> **Assigned task**:
The expected result is the material below, reproduced exactly from its first line through the line containing "The gap is indirect, 1.76".

START Listed records
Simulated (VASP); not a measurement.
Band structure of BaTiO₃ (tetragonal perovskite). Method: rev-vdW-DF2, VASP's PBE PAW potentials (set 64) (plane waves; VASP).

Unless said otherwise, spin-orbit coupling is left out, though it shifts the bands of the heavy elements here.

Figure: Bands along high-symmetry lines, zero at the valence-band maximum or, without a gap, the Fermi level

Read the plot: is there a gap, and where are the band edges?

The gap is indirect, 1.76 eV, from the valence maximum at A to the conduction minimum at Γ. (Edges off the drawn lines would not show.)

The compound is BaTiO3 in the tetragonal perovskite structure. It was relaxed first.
END Listed records

> **Task response**:
Simulated (VASP); not a measurement.
Band structure of BaTiO₃ (tetragonal perovskite). Method: rev-vdW-DF2, VASP's PBE PAW potentials (set 64) (plane waves; VASP).

Unless said otherwise, spin-orbit coupling is left out, though it shifts the bands of the heavy elements here.

Figure: Bands along high-symmetry lines, zero at the valence-band maximum or, without a gap, the Fermi level

Read the plot: is there a gap, and where are the band edges?

The gap is indirect, 1.76 eV, from the valence maximum at A to the conduction minimum at Γ. (Edges off the drawn lines would not show.)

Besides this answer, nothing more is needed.